§ GIVEN RECORDS:
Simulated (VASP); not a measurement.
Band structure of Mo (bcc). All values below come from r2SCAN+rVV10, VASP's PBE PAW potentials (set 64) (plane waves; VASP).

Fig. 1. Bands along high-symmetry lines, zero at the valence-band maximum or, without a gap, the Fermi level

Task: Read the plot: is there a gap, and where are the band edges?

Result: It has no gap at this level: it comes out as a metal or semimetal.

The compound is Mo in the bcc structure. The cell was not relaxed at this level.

§ REQUIREMENT:
Exact reproduction of all the material is needed.

§ WRITTEN REPLY:
Simulated (VASP); not a measurement.
Band structure of Mo (bcc). All values below come from r2SCAN+rVV10, VASP's PBE PAW potentials (set 64) (plane waves; VASP).

Fig. 1. Bands along high-symmetry lines, zero at the valence-band maximum or, without a gap, the Fermi level

Task: Read the plot: is there a gap, and where are the band edges?

Result: It has no gap at this level: it comes out as a metal or semimetal.

The compound is Mo in the bcc structure. The cell was not relaxed at this level.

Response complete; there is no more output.